— Excerpted records —
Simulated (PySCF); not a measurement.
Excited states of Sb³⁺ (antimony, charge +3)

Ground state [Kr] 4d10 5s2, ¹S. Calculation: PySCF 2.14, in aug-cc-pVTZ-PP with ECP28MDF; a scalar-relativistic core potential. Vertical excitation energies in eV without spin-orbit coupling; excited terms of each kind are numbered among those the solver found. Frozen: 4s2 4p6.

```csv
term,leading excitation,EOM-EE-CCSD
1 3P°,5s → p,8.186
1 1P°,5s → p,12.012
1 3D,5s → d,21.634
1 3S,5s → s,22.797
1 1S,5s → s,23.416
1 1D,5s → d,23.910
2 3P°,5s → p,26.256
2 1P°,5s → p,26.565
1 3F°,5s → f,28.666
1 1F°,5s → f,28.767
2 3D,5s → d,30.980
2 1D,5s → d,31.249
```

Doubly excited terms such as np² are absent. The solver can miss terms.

— Work item —
Once the line containing "Excited states of Sb³⁺ (antimony, charge +3)" has been retyped, stop. Begin at the first line of the material and reproduce every line up to it exactly.

— Worked solution —
Simulated (PySCF); not a measurement.
Excited states of Sb³⁺ (antimony, charge +3)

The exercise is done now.